************

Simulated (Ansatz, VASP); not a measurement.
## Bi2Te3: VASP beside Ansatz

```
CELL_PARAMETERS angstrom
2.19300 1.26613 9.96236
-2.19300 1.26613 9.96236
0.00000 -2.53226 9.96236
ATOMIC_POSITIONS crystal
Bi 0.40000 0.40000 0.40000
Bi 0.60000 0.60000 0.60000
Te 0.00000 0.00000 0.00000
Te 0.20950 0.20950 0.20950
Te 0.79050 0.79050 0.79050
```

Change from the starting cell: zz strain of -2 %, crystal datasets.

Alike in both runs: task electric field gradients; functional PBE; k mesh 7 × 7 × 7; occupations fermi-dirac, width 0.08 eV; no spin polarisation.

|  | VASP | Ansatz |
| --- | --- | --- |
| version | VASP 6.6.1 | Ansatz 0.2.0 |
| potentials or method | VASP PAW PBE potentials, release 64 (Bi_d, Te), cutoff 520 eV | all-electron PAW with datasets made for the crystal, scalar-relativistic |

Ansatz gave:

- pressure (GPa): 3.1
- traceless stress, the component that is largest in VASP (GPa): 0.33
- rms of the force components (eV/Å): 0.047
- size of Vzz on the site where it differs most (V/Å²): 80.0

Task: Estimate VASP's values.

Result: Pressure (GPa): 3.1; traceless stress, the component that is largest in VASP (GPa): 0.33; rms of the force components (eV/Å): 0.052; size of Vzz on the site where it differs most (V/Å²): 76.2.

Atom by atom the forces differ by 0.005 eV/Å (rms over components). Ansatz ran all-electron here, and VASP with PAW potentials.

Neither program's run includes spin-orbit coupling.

************

Brief → Print exactly the lines above from the one with "Change from the" to the one with "- rms of the force components (eV/Å): 0.047", including both.

Answer box →
Change from the starting cell: zz strain of -2 %, crystal datasets.

Alike in both runs: task electric field gradients; functional PBE; k mesh 7 × 7 × 7; occupations fermi-dirac, width 0.08 eV; no spin polarisation.

|  | VASP | Ansatz |
| --- | --- | --- |
| version | VASP 6.6.1 | Ansatz 0.2.0 |
| potentials or method | VASP PAW PBE potentials, release 64 (Bi_d, Te), cutoff 520 eV | all-electron PAW with datasets made for the crystal, scalar-relativistic |

Ansatz gave:

- pressure (GPa): 3.1
- traceless stress, the component that is largest in VASP (GPa): 0.33
- rms of the force components (eV/Å): 0.047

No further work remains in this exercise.